********

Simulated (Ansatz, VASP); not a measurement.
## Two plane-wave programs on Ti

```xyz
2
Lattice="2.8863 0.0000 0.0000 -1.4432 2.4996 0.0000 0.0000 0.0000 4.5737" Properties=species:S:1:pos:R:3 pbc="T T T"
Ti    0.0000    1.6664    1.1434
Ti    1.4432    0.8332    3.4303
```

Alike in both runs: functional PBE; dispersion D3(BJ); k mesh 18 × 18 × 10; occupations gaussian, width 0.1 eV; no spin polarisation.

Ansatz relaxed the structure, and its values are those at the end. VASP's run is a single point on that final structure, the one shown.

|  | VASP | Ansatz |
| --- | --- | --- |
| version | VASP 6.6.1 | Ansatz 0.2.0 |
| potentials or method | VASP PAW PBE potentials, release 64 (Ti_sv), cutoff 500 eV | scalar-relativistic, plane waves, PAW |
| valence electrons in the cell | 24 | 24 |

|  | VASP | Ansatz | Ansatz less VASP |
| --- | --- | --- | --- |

********

**ASSIGNMENT**
Write out the data above once more, exactly as it reads.

**WRITTEN ANSWER**
Simulated (Ansatz, VASP); not a measurement.
## Two plane-wave programs on Ti

```xyz
2
Lattice="2.8863 0.0000 0.0000 -1.4432 2.4996 0.0000 0.0000 0.0000 4.5737" Properties=species:S:1:pos:R:3 pbc="T T T"
Ti    0.0000    1.6664    1.1434
Ti    1.4432    0.8332    3.4303
```

Alike in both runs: functional PBE; dispersion D3(BJ); k mesh 18 × 18 × 10; occupations gaussian, width 0.1 eV; no spin polarisation.

Ansatz relaxed the structure, and its values are those at the end. VASP's run is a single point on that final structure, the one shown.

|  | VASP | Ansatz |
| --- | --- | --- |
| version | VASP 6.6.1 | Ansatz 0.2.0 |
| potentials or method | VASP PAW PBE potentials, release 64 (Ti_sv), cutoff 500 eV | scalar-relativistic, plane waves, PAW |
| valence electrons in the cell | 24 | 24 |

|  | VASP | Ansatz | Ansatz less VASP |
| --- | --- | --- | --- |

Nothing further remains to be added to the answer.